Entries provided START

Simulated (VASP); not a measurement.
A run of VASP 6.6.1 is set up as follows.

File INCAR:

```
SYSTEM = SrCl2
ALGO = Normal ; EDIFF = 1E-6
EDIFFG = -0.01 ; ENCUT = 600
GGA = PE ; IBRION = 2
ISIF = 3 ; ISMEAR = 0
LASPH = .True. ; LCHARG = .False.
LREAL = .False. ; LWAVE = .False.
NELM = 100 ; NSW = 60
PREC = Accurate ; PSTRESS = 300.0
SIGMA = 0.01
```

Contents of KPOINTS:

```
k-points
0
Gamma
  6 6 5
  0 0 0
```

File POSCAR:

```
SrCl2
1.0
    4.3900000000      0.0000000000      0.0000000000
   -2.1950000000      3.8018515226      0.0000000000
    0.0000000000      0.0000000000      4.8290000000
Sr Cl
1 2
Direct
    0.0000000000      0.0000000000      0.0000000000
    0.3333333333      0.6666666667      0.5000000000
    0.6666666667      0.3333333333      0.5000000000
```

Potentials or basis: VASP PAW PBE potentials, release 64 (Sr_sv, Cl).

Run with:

Entries provided END

Work item:
Return the whole listing, keeping each word as it stands.

Response box:
Simulated (VASP); not a measurement.
A run of VASP 6.6.1 is set up as follows.

File INCAR:

```
SYSTEM = SrCl2
ALGO = Normal ; EDIFF = 1E-6
EDIFFG = -0.01 ; ENCUT = 600
GGA = PE ; IBRION = 2
ISIF = 3 ; ISMEAR = 0
LASPH = .True. ; LCHARG = .False.
LREAL = .False. ; LWAVE = .False.
NELM = 100 ; NSW = 60
PREC = Accurate ; PSTRESS = 300.0
SIGMA = 0.01
```

Contents of KPOINTS:

```
k-points
0
Gamma
  6 6 5
  0 0 0
```

File POSCAR:

```
SrCl2
1.0
    4.3900000000      0.0000000000      0.0000000000
   -2.1950000000      3.8018515226      0.0000000000
    0.0000000000      0.0000000000      4.8290000000
Sr Cl
1 2
Direct
    0.0000000000      0.0000000000      0.0000000000
    0.3333333333      0.6666666667      0.5000000000
    0.6666666667      0.3333333333      0.5000000000
```

Potentials or basis: VASP PAW PBE potentials, release 64 (Sr_sv, Cl).

Run with:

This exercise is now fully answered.